→ **Required action**
Set down all of the entries exactly, leaving nothing out.

+ + + +
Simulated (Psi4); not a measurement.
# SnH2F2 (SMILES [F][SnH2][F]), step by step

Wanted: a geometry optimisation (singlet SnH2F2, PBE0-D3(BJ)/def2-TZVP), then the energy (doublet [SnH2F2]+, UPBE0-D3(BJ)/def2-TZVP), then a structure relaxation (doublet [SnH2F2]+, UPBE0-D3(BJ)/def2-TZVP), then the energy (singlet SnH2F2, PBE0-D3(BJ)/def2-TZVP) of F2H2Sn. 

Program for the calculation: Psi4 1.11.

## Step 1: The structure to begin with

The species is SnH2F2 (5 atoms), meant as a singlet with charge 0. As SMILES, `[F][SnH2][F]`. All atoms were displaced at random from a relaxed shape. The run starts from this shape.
+ + + +

→ **Exercise response**
Simulated (Psi4); not a measurement.
# SnH2F2 (SMILES [F][SnH2][F]), step by step

Wanted: a geometry optimisation (singlet SnH2F2, PBE0-D3(BJ)/def2-TZVP), then the energy (doublet [SnH2F2]+, UPBE0-D3(BJ)/def2-TZVP), then a structure relaxation (doublet [SnH2F2]+, UPBE0-D3(BJ)/def2-TZVP), then the energy (singlet SnH2F2, PBE0-D3(BJ)/def2-TZVP) of F2H2Sn. 

Program for the calculation: Psi4 1.11.

## Step 1: The structure to begin with

The species is SnH2F2 (5 atoms), meant as a singlet with charge 0. As SMILES, `[F][SnH2][F]`. All atoms were displaced at random from a relaxed shape. The run starts from this shape.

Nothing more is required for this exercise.